» Exercise:
Print out the records precisely, keeping each line identical to its source.

-- Opening Marker --

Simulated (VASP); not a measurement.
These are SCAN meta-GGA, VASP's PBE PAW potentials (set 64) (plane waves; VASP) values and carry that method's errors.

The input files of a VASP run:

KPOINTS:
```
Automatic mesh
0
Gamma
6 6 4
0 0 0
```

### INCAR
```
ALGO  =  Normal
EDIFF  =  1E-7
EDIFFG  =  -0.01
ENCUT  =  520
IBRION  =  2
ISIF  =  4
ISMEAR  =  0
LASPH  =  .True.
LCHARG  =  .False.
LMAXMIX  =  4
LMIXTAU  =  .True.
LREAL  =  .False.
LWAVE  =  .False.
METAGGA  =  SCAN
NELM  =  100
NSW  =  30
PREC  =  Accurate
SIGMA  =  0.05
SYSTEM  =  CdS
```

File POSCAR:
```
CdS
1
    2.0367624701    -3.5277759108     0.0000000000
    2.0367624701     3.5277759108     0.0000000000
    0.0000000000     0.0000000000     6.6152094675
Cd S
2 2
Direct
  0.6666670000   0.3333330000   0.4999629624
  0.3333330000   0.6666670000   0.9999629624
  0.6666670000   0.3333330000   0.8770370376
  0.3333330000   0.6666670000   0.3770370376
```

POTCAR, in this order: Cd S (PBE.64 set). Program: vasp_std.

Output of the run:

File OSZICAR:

-- Closing Marker --

» Task output:
Simulated (VASP); not a measurement.
These are SCAN meta-GGA, VASP's PBE PAW potentials (set 64) (plane waves; VASP) values and carry that method's errors.

The input files of a VASP run:

KPOINTS:
```
Automatic mesh
0
Gamma
6 6 4
0 0 0
```

### INCAR
```
ALGO  =  Normal
EDIFF  =  1E-7
EDIFFG  =  -0.01
ENCUT  =  520
IBRION  =  2
ISIF  =  4
ISMEAR  =  0
LASPH  =  .True.
LCHARG  =  .False.
LMAXMIX  =  4
LMIXTAU  =  .True.
LREAL  =  .False.
LWAVE  =  .False.
METAGGA  =  SCAN
NELM  =  100
NSW  =  30
PREC  =  Accurate
SIGMA  =  0.05
SYSTEM  =  CdS
```

File POSCAR:
```
CdS
1
    2.0367624701    -3.5277759108     0.0000000000
    2.0367624701     3.5277759108     0.0000000000
    0.0000000000     0.0000000000     6.6152094675
Cd S
2 2
Direct
  0.6666670000   0.3333330000   0.4999629624
  0.3333330000   0.6666670000   0.9999629624
  0.6666670000   0.3333330000   0.8770370376
  0.3333330000   0.6666670000   0.3770370376
```

POTCAR, in this order: Cd S (PBE.64 set). Program: vasp_std.

Output of the run:

File OSZICAR:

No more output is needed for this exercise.